Through the line that contains "HSE06 gaps come", return the data below exactly, starting at its first line; leave the rest out.

Start of Block
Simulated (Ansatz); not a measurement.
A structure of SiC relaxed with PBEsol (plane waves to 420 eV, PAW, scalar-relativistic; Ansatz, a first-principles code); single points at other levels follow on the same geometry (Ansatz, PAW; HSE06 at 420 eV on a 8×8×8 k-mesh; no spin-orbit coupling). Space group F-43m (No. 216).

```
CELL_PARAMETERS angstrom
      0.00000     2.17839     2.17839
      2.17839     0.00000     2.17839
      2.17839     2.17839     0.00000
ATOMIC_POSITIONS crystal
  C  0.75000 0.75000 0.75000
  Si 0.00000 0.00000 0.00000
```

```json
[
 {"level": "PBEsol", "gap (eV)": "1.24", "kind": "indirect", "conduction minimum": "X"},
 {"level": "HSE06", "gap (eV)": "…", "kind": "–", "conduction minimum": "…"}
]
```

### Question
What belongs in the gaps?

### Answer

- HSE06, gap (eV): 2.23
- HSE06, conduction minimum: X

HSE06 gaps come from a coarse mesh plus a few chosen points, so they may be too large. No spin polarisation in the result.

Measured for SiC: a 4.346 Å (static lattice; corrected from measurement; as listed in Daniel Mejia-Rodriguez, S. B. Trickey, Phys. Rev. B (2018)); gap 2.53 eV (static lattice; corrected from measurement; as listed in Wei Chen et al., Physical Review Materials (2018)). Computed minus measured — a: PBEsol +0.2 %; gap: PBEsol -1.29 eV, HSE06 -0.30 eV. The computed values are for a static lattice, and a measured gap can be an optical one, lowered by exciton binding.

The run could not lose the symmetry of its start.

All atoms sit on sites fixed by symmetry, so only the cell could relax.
End of Block

# Your response
Simulated (Ansatz); not a measurement.
A structure of SiC relaxed with PBEsol (plane waves to 420 eV, PAW, scalar-relativistic; Ansatz, a first-principles code); single points at other levels follow on the same geometry (Ansatz, PAW; HSE06 at 420 eV on a 8×8×8 k-mesh; no spin-orbit coupling). Space group F-43m (No. 216).

```
CELL_PARAMETERS angstrom
      0.00000     2.17839     2.17839
      2.17839     0.00000     2.17839
      2.17839     2.17839     0.00000
ATOMIC_POSITIONS crystal
  C  0.75000 0.75000 0.75000
  Si 0.00000 0.00000 0.00000
```

```json
[
 {"level": "PBEsol", "gap (eV)": "1.24", "kind": "indirect", "conduction minimum": "X"},
 {"level": "HSE06", "gap (eV)": "…", "kind": "–", "conduction minimum": "…"}
]
```

### Question
What belongs in the gaps?

### Answer

- HSE06, gap (eV): 2.23
- HSE06, conduction minimum: X

HSE06 gaps come from a coarse mesh plus a few chosen points, so they may be too large. No spin polarisation in the result.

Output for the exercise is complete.